**Data extracts**
*** Block opens ***

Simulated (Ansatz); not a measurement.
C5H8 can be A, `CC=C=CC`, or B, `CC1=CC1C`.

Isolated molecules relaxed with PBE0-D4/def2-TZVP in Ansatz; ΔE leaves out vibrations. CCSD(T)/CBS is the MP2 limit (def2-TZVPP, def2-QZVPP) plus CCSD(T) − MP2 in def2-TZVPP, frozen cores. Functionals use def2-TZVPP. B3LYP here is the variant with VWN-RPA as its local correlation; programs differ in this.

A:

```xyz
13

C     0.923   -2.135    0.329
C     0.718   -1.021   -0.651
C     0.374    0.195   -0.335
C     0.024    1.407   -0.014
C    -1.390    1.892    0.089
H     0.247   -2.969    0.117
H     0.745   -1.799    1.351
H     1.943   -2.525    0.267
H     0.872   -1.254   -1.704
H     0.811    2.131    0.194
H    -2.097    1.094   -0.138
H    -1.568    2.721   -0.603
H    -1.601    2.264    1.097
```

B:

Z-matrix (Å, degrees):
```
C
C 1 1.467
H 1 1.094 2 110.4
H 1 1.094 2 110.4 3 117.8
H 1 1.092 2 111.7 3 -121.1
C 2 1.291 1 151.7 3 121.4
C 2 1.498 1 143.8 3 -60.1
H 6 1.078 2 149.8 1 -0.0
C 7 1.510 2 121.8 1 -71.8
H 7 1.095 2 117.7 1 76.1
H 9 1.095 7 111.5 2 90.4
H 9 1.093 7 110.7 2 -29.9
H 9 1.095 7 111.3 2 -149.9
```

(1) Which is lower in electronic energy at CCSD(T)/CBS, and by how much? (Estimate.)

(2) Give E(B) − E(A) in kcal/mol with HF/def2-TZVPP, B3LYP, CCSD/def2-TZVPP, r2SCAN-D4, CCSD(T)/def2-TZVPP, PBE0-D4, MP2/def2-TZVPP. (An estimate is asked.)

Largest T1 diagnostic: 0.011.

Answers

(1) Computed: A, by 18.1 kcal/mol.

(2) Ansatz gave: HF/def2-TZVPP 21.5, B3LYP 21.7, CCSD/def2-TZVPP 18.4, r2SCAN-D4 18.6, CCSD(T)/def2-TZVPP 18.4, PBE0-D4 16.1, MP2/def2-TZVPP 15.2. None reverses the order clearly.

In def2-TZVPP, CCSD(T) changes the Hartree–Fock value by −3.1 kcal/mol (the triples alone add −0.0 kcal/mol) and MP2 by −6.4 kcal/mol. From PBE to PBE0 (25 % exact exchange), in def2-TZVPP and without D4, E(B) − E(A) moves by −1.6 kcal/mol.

*** Block closes ***

**Brief**
What you return must be the lines above that run from the line with "(1) Which is" to the line with "(2) Ansatz gave: HF/def2-TZVPP", inclusive, each copied exactly.

**Written response**
(1) Which is lower in electronic energy at CCSD(T)/CBS, and by how much? (Estimate.)

(2) Give E(B) − E(A) in kcal/mol with HF/def2-TZVPP, B3LYP, CCSD/def2-TZVPP, r2SCAN-D4, CCSD(T)/def2-TZVPP, PBE0-D4, MP2/def2-TZVPP. (An estimate is asked.)

Largest T1 diagnostic: 0.011.

Answers

(1) Computed: A, by 18.1 kcal/mol.

(2) Ansatz gave: HF/def2-TZVPP 21.5, B3LYP 21.7, CCSD/def2-TZVPP 18.4, r2SCAN-D4 18.6, CCSD(T)/def2-TZVPP 18.4, PBE0-D4 16.1, MP2/def2-TZVPP 15.2. None reverses the order clearly.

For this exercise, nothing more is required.